Brief: Could you return the lines below exactly, from the first line up to and including the line that holds "Answer: C (0.00"?

>>>

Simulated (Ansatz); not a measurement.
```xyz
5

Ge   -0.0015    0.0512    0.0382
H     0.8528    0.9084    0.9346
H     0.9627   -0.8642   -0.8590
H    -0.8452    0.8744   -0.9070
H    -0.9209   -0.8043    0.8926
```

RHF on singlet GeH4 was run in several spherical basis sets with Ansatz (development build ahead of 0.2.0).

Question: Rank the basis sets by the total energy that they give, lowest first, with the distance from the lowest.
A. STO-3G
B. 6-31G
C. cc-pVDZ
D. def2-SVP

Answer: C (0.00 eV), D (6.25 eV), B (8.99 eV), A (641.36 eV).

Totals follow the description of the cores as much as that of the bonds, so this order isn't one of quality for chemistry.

<<<

Exercise result:
Simulated (Ansatz); not a measurement.
```xyz
5

Ge   -0.0015    0.0512    0.0382
H     0.8528    0.9084    0.9346
H     0.9627   -0.8642   -0.8590
H    -0.8452    0.8744   -0.9070
H    -0.9209   -0.8043    0.8926
```

RHF on singlet GeH4 was run in several spherical basis sets with Ansatz (development build ahead of 0.2.0).

Question: Rank the basis sets by the total energy that they give, lowest first, with the distance from the lowest.
A. STO-3G
B. 6-31G
C. cc-pVDZ
D. def2-SVP

Answer: C (0.00 eV), D (6.25 eV), B (8.99 eV), A (641.36 eV).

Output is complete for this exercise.